INFORMATION SUPPLIED:
^^^^
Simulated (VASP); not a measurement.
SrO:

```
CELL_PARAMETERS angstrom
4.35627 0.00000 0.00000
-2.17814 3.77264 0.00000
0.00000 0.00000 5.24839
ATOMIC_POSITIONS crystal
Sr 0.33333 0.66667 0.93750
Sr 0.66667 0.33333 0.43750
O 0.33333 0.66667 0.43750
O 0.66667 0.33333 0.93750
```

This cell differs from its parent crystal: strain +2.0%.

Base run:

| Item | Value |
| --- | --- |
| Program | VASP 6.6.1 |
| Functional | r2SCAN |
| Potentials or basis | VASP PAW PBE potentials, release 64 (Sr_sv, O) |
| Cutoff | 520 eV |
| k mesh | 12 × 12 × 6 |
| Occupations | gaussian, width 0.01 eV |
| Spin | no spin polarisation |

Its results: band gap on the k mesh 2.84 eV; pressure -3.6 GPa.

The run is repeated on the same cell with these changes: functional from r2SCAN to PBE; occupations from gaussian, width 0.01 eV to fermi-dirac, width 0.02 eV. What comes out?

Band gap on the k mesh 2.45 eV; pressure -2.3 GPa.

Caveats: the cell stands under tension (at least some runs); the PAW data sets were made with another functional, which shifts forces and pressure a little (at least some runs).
^^^^

WORK TASK: Take the entries above and transcribe them exactly as they stand.

EXERCISE SOLUTION:
Simulated (VASP); not a measurement.
SrO:

```
CELL_PARAMETERS angstrom
4.35627 0.00000 0.00000
-2.17814 3.77264 0.00000
0.00000 0.00000 5.24839
ATOMIC_POSITIONS crystal
Sr 0.33333 0.66667 0.93750
Sr 0.66667 0.33333 0.43750
O 0.33333 0.66667 0.43750
O 0.66667 0.33333 0.93750
```

This cell differs from its parent crystal: strain +2.0%.

Base run:

| Item | Value |
| --- | --- |
| Program | VASP 6.6.1 |
| Functional | r2SCAN |
| Potentials or basis | VASP PAW PBE potentials, release 64 (Sr_sv, O) |
| Cutoff | 520 eV |
| k mesh | 12 × 12 × 6 |
| Occupations | gaussian, width 0.01 eV |
| Spin | no spin polarisation |

Its results: band gap on the k mesh 2.84 eV; pressure -3.6 GPa.

The run is repeated on the same cell with these changes: functional from r2SCAN to PBE; occupations from gaussian, width 0.01 eV to fermi-dirac, width 0.02 eV. What comes out?

Band gap on the k mesh 2.45 eV; pressure -2.3 GPa.

Caveats: the cell stands under tension (at least some runs); the PAW data sets were made with another functional, which shifts forces and pressure a little (at least some runs).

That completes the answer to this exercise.